→ TASK ITEM
What is needed is an exact retyping of the records below, from the first line through the line that contains "Cost of the".

→ INFORMATION PROVIDED
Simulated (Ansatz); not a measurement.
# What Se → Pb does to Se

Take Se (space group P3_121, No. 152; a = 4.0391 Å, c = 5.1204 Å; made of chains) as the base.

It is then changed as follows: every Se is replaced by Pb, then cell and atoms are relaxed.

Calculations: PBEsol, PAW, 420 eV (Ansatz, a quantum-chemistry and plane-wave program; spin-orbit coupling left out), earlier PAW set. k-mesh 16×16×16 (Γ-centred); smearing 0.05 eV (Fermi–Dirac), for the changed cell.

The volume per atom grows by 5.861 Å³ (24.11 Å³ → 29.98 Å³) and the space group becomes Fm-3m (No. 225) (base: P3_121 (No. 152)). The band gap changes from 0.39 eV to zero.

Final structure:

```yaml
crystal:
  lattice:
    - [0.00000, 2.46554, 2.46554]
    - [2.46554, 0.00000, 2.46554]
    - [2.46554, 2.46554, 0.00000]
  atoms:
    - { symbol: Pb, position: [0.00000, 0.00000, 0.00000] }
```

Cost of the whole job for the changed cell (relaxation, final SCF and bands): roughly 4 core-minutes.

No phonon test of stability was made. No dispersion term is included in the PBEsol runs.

→ TASK RESPONSE
Simulated (Ansatz); not a measurement.
# What Se → Pb does to Se

Take Se (space group P3_121, No. 152; a = 4.0391 Å, c = 5.1204 Å; made of chains) as the base.

It is then changed as follows: every Se is replaced by Pb, then cell and atoms are relaxed.

Calculations: PBEsol, PAW, 420 eV (Ansatz, a quantum-chemistry and plane-wave program; spin-orbit coupling left out), earlier PAW set. k-mesh 16×16×16 (Γ-centred); smearing 0.05 eV (Fermi–Dirac), for the changed cell.

The volume per atom grows by 5.861 Å³ (24.11 Å³ → 29.98 Å³) and the space group becomes Fm-3m (No. 225) (base: P3_121 (No. 152)). The band gap changes from 0.39 eV to zero.

Final structure:

```yaml
crystal:
  lattice:
    - [0.00000, 2.46554, 2.46554]
    - [2.46554, 0.00000, 2.46554]
    - [2.46554, 2.46554, 0.00000]
  atoms:
    - { symbol: Pb, position: [0.00000, 0.00000, 0.00000] }
```

Cost of the whole job for the changed cell (relaxation, final SCF and bands): roughly 4 core-minutes.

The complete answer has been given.